Beneath this line is the data. Output exactly the lines from the line with "- electrons: 8" to the line with "density (GPAW 26.7.0).", both ends included, and nothing more.

+ + + + + + +
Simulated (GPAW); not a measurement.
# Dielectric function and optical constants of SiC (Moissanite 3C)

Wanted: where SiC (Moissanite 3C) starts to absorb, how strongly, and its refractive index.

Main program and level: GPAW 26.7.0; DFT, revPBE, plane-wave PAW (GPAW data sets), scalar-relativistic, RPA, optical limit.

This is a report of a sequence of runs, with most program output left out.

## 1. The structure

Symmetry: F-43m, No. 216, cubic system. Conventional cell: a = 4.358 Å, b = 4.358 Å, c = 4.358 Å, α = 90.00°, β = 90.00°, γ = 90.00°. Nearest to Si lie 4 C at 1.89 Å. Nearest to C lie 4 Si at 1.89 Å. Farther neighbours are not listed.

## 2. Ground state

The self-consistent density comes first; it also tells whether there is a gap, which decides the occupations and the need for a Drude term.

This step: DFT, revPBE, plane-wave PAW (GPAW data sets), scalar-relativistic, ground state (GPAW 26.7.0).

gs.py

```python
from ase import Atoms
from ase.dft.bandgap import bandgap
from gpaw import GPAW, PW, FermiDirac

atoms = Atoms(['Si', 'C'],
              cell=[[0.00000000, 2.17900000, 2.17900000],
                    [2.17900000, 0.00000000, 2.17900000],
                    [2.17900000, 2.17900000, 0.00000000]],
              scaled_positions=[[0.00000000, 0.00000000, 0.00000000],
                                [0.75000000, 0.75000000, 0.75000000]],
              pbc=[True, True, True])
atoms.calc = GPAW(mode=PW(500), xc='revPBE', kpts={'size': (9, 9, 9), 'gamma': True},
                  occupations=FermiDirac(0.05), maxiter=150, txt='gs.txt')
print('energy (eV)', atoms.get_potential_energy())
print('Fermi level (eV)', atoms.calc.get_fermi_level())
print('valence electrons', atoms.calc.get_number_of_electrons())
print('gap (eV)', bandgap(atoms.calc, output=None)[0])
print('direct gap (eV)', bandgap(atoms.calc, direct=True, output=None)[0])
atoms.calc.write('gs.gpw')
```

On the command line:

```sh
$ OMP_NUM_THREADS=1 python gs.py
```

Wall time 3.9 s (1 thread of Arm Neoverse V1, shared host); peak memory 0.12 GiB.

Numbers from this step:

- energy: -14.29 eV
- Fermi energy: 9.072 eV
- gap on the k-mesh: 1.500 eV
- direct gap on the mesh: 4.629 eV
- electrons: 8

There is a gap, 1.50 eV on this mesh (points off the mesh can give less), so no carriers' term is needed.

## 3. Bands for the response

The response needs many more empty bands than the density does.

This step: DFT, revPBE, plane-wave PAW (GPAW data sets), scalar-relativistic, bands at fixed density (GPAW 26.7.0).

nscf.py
+ + + + + + +

Task answer
- electrons: 8

There is a gap, 1.50 eV on this mesh (points off the mesh can give less), so no carriers' term is needed.

## 3. Bands for the response

The response needs many more empty bands than the density does.

This step: DFT, revPBE, plane-wave PAW (GPAW data sets), scalar-relativistic, bands at fixed density (GPAW 26.7.0).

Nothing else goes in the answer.